[Start of section]
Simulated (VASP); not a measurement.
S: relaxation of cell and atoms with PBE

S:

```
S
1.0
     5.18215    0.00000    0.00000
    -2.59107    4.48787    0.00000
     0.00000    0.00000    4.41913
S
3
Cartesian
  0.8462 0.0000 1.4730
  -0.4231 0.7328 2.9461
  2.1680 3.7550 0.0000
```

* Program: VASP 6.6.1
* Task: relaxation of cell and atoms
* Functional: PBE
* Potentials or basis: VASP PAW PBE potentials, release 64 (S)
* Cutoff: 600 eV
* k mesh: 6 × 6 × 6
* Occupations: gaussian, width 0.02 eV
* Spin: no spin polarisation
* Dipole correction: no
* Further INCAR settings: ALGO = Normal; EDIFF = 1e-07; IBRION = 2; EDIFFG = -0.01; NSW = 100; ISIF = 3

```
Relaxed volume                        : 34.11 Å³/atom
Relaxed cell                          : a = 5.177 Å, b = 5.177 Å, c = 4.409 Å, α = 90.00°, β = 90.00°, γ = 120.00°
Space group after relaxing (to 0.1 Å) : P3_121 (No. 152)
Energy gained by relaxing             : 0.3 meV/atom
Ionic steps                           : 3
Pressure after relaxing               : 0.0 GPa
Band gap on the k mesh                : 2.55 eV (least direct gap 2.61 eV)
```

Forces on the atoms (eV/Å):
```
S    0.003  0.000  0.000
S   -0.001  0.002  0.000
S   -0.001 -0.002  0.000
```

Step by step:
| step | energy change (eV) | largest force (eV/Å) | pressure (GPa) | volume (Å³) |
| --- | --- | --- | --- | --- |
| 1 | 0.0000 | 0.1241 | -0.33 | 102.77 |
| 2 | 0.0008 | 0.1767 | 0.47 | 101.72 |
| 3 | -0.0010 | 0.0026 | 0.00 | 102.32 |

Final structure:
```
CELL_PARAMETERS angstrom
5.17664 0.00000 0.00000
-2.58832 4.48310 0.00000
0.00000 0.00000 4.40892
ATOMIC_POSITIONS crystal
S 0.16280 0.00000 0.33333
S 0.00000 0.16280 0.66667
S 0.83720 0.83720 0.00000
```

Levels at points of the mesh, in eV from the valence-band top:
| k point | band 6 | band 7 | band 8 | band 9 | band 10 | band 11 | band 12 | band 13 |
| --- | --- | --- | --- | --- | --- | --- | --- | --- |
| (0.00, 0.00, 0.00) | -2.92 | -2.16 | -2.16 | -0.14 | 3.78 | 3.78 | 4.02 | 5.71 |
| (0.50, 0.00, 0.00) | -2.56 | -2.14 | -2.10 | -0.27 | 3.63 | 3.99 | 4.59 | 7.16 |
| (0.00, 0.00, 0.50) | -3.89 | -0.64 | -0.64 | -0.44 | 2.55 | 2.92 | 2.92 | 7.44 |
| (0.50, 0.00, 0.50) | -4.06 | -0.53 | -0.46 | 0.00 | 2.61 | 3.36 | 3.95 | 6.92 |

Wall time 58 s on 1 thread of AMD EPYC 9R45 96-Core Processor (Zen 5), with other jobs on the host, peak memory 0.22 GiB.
[End of section]

• **TASK ITEM**: The answer is the lines above between the line holding "Cutoff: 600 eV" and the line holding "3.95 | 6.92 |", inclusive, each written out exactly, and no others.

• **RESPONSE**:
* Cutoff: 600 eV
* k mesh: 6 × 6 × 6
* Occupations: gaussian, width 0.02 eV
* Spin: no spin polarisation
* Dipole correction: no
* Further INCAR settings: ALGO = Normal; EDIFF = 1e-07; IBRION = 2; EDIFFG = -0.01; NSW = 100; ISIF = 3

```
Relaxed volume                        : 34.11 Å³/atom
Relaxed cell                          : a = 5.177 Å, b = 5.177 Å, c = 4.409 Å, α = 90.00°, β = 90.00°, γ = 120.00°
Space group after relaxing (to 0.1 Å) : P3_121 (No. 152)
Energy gained by relaxing             : 0.3 meV/atom
Ionic steps                           : 3
Pressure after relaxing               : 0.0 GPa
Band gap on the k mesh                : 2.55 eV (least direct gap 2.61 eV)
```

Forces on the atoms (eV/Å):
```
S    0.003  0.000  0.000
S   -0.001  0.002  0.000
S   -0.001 -0.002  0.000
```

Step by step:
| step | energy change (eV) | largest force (eV/Å) | pressure (GPa) | volume (Å³) |
| --- | --- | --- | --- | --- |
| 1 | 0.0000 | 0.1241 | -0.33 | 102.77 |
| 2 | 0.0008 | 0.1767 | 0.47 | 101.72 |
| 3 | -0.0010 | 0.0026 | 0.00 | 102.32 |

Final structure:
```
CELL_PARAMETERS angstrom
5.17664 0.00000 0.00000
-2.58832 4.48310 0.00000
0.00000 0.00000 4.40892
ATOMIC_POSITIONS crystal
S 0.16280 0.00000 0.33333
S 0.00000 0.16280 0.66667
S 0.83720 0.83720 0.00000
```

Levels at points of the mesh, in eV from the valence-band top:
| k point | band 6 | band 7 | band 8 | band 9 | band 10 | band 11 | band 12 | band 13 |
| --- | --- | --- | --- | --- | --- | --- | --- | --- |
| (0.00, 0.00, 0.00) | -2.92 | -2.16 | -2.16 | -0.14 | 3.78 | 3.78 | 4.02 | 5.71 |
| (0.50, 0.00, 0.00) | -2.56 | -2.14 | -2.10 | -0.27 | 3.63 | 3.99 | 4.59 | 7.16 |
| (0.00, 0.00, 0.50) | -3.89 | -0.64 | -0.64 | -0.44 | 2.55 | 2.92 | 2.92 | 7.44 |
| (0.50, 0.00, 0.50) | -4.06 | -0.53 | -0.46 | 0.00 | 2.61 | 3.36 | 3.95 | 6.92 |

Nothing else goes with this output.